Work request -> Send back every line of the data exactly.

Available data ->
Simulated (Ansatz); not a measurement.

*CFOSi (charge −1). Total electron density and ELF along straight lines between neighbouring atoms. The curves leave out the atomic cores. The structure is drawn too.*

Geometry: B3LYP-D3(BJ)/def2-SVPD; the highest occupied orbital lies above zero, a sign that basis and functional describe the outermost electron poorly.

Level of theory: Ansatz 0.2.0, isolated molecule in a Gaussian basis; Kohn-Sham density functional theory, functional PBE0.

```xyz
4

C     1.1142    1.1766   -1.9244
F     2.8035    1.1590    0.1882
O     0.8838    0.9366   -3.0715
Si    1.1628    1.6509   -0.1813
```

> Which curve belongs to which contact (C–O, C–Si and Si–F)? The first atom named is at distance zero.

Written answer ->
Simulated (Ansatz); not a measurement.

*CFOSi (charge −1). Total electron density and ELF along straight lines between neighbouring atoms. The curves leave out the atomic cores. The structure is drawn too.*

Geometry: B3LYP-D3(BJ)/def2-SVPD; the highest occupied orbital lies above zero, a sign that basis and functional describe the outermost electron poorly.

Level of theory: Ansatz 0.2.0, isolated molecule in a Gaussian basis; Kohn-Sham density functional theory, functional PBE0.

```xyz
4

C     1.1142    1.1766   -1.9244
F     2.8035    1.1590    0.1882
O     0.8838    0.9366   -3.0715
Si    1.1628    1.6509   -0.1813
```

> Which curve belongs to which contact (C–O, C–Si and Si–F)? The first atom named is at distance zero.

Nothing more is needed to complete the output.